● **ASSIGNED TASK**: Could you repeat the records shown below exactly as written?

Segment Start: EXTRACTED INFORMATION

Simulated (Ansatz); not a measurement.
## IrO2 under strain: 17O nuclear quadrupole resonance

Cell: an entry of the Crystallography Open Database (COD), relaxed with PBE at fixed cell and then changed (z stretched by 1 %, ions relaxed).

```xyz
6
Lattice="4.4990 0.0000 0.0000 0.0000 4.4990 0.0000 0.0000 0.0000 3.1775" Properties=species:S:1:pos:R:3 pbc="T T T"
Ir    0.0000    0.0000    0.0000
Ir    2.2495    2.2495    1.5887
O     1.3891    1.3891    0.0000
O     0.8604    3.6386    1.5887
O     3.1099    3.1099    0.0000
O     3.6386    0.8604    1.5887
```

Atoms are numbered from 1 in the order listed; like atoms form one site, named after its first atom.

Segment End: EXTRACTED INFORMATION

● **RESPONSE AREA**:
Simulated (Ansatz); not a measurement.
## IrO2 under strain: 17O nuclear quadrupole resonance

Cell: an entry of the Crystallography Open Database (COD), relaxed with PBE at fixed cell and then changed (z stretched by 1 %, ions relaxed).

```xyz
6
Lattice="4.4990 0.0000 0.0000 0.0000 4.4990 0.0000 0.0000 0.0000 3.1775" Properties=species:S:1:pos:R:3 pbc="T T T"
Ir    0.0000    0.0000    0.0000
Ir    2.2495    2.2495    1.5887
O     1.3891    1.3891    0.0000
O     0.8604    3.6386    1.5887
O     3.1099    3.1099    0.0000
O     3.6386    0.8604    1.5887
```

Atoms are numbered from 1 in the order listed; like atoms form one site, named after its first atom.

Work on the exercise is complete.